#### [Work item]
Copy out, word for word, the lines from the start of the data below through the line containing "Result: Over 3", and no others.

#### [Study material]
>>>>>

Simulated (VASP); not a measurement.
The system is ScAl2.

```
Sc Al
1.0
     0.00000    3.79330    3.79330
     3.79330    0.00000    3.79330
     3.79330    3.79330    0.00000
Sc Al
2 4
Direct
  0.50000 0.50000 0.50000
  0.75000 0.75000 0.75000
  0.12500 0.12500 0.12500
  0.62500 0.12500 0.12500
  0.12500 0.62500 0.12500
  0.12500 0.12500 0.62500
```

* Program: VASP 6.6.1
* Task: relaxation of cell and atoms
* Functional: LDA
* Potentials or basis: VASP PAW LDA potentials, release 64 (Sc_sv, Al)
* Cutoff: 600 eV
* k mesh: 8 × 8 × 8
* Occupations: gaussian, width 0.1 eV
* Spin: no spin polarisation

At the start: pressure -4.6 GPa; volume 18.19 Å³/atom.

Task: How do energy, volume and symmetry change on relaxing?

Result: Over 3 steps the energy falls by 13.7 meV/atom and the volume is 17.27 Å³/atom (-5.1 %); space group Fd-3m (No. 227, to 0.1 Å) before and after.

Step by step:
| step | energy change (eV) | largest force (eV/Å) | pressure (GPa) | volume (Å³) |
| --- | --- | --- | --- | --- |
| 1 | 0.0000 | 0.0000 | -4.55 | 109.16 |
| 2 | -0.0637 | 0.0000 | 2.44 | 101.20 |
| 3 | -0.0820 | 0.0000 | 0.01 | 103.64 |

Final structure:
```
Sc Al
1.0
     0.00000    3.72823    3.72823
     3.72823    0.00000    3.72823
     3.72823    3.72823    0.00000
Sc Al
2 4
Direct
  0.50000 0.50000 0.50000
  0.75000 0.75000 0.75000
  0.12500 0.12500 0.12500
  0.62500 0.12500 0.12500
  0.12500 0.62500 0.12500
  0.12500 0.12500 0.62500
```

<<<<<

#### [Solution]
Simulated (VASP); not a measurement.
The system is ScAl2.

```
Sc Al
1.0
     0.00000    3.79330    3.79330
     3.79330    0.00000    3.79330
     3.79330    3.79330    0.00000
Sc Al
2 4
Direct
  0.50000 0.50000 0.50000
  0.75000 0.75000 0.75000
  0.12500 0.12500 0.12500
  0.62500 0.12500 0.12500
  0.12500 0.62500 0.12500
  0.12500 0.12500 0.62500
```

* Program: VASP 6.6.1
* Task: relaxation of cell and atoms
* Functional: LDA
* Potentials or basis: VASP PAW LDA potentials, release 64 (Sc_sv, Al)
* Cutoff: 600 eV
* k mesh: 8 × 8 × 8
* Occupations: gaussian, width 0.1 eV
* Spin: no spin polarisation

At the start: pressure -4.6 GPa; volume 18.19 Å³/atom.

Task: How do energy, volume and symmetry change on relaxing?

Result: Over 3 steps the energy falls by 13.7 meV/atom and the volume is 17.27 Å³/atom (-5.1 %); space group Fd-3m (No. 227, to 0.1 Å) before and after.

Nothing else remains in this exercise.